......

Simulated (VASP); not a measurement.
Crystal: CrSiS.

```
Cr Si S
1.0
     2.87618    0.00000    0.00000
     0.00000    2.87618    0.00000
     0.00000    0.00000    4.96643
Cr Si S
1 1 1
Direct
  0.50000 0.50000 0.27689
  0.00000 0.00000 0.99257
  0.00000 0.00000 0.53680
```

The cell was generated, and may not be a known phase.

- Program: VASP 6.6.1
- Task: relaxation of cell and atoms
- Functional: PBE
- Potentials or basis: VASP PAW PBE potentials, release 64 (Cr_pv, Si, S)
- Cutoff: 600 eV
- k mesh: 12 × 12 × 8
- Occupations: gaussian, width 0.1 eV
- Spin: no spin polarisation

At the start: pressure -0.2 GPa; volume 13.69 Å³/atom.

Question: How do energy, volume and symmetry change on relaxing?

......

WORK INSTRUCTION → Through the line that holds "At the start: pressure", repeat the material above exactly, starting at its first line.

YOUR SOLUTION →
Simulated (VASP); not a measurement.
Crystal: CrSiS.

```
Cr Si S
1.0
     2.87618    0.00000    0.00000
     0.00000    2.87618    0.00000
     0.00000    0.00000    4.96643
Cr Si S
1 1 1
Direct
  0.50000 0.50000 0.27689
  0.00000 0.00000 0.99257
  0.00000 0.00000 0.53680
```

The cell was generated, and may not be a known phase.

- Program: VASP 6.6.1
- Task: relaxation of cell and atoms
- Functional: PBE
- Potentials or basis: VASP PAW PBE potentials, release 64 (Cr_pv, Si, S)
- Cutoff: 600 eV
- k mesh: 12 × 12 × 8
- Occupations: gaussian, width 0.1 eV
- Spin: no spin polarisation

At the start: pressure -0.2 GPa; volume 13.69 Å³/atom.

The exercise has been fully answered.